◆ Given records
- - - - -

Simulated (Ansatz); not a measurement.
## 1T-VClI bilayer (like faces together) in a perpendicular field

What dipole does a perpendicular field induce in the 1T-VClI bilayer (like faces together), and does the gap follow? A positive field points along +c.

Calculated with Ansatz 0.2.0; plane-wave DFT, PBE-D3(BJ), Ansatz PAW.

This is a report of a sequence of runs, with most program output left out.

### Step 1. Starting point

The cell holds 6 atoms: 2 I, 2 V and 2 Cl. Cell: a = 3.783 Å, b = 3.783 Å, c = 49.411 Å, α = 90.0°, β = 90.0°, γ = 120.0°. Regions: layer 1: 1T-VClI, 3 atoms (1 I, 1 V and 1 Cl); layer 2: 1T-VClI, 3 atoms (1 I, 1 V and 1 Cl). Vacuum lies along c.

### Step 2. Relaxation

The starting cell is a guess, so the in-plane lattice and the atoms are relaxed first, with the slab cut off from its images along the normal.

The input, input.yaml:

- - - - -

◆ Assignment
The answer must hold only the lines from the first line of the data through the line bearing "### Step 2. Relaxation", returned exactly.

◆ Your solution
Simulated (Ansatz); not a measurement.
## 1T-VClI bilayer (like faces together) in a perpendicular field

What dipole does a perpendicular field induce in the 1T-VClI bilayer (like faces together), and does the gap follow? A positive field points along +c.

Calculated with Ansatz 0.2.0; plane-wave DFT, PBE-D3(BJ), Ansatz PAW.

This is a report of a sequence of runs, with most program output left out.

### Step 1. Starting point

The cell holds 6 atoms: 2 I, 2 V and 2 Cl. Cell: a = 3.783 Å, b = 3.783 Å, c = 49.411 Å, α = 90.0°, β = 90.0°, γ = 120.0°. Regions: layer 1: 1T-VClI, 3 atoms (1 I, 1 V and 1 Cl); layer 2: 1T-VClI, 3 atoms (1 I, 1 V and 1 Cl). Vacuum lies along c.

### Step 2. Relaxation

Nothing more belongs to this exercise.